Assigned task: From the first line of the records through the line containing "G0W0 replaces the", retype every line exactly and nothing else.

Recorded information START
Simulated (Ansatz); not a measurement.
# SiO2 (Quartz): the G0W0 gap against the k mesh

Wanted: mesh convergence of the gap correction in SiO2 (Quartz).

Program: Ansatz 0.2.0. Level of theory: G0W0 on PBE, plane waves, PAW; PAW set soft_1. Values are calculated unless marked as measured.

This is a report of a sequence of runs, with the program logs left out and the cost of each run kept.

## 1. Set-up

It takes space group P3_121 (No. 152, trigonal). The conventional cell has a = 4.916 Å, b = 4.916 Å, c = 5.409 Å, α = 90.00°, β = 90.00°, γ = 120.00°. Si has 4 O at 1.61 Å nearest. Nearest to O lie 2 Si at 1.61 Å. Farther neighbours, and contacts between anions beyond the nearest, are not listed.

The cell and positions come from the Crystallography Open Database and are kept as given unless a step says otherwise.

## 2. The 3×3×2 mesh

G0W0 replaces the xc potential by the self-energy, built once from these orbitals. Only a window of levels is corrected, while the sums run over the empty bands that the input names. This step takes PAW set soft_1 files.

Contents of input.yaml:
Recorded information END

Answer box:
Simulated (Ansatz); not a measurement.
# SiO2 (Quartz): the G0W0 gap against the k mesh

Wanted: mesh convergence of the gap correction in SiO2 (Quartz).

Program: Ansatz 0.2.0. Level of theory: G0W0 on PBE, plane waves, PAW; PAW set soft_1. Values are calculated unless marked as measured.

This is a report of a sequence of runs, with the program logs left out and the cost of each run kept.

## 1. Set-up

It takes space group P3_121 (No. 152, trigonal). The conventional cell has a = 4.916 Å, b = 4.916 Å, c = 5.409 Å, α = 90.00°, β = 90.00°, γ = 120.00°. Si has 4 O at 1.61 Å nearest. Nearest to O lie 2 Si at 1.61 Å. Farther neighbours, and contacts between anions beyond the nearest, are not listed.

The cell and positions come from the Crystallography Open Database and are kept as given unless a step says otherwise.

## 2. The 3×3×2 mesh

G0W0 replaces the xc potential by the self-energy, built once from these orbitals. Only a window of levels is corrected, while the sums run over the empty bands that the input names. This step takes PAW set soft_1 files.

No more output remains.